Work order
The records below should be printed once more, exactly as they appear.

▼
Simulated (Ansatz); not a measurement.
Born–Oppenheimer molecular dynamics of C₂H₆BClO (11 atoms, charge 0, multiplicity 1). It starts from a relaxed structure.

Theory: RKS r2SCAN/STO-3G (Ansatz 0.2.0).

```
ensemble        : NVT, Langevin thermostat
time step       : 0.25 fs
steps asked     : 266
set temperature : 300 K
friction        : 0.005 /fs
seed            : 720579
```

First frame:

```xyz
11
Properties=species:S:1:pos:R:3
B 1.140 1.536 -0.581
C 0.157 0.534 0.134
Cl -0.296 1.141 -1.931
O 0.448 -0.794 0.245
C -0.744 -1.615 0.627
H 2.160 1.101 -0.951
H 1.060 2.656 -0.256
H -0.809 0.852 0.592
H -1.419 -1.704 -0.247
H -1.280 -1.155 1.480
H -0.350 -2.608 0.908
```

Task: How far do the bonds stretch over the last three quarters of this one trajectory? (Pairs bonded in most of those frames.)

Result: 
▲

Problem solution
Simulated (Ansatz); not a measurement.
Born–Oppenheimer molecular dynamics of C₂H₆BClO (11 atoms, charge 0, multiplicity 1). It starts from a relaxed structure.

Theory: RKS r2SCAN/STO-3G (Ansatz 0.2.0).

```
ensemble        : NVT, Langevin thermostat
time step       : 0.25 fs
steps asked     : 266
set temperature : 300 K
friction        : 0.005 /fs
seed            : 720579
```

First frame:

```xyz
11
Properties=species:S:1:pos:R:3
B 1.140 1.536 -0.581
C 0.157 0.534 0.134
Cl -0.296 1.141 -1.931
O 0.448 -0.794 0.245
C -0.744 -1.615 0.627
H 2.160 1.101 -0.951
H 1.060 2.656 -0.256
H -0.809 0.852 0.592
H -1.419 -1.704 -0.247
H -1.280 -1.155 1.480
H -0.350 -2.608 0.908
```

Task: How far do the bonds stretch over the last three quarters of this one trajectory? (Pairs bonded in most of those frames.)

Result: 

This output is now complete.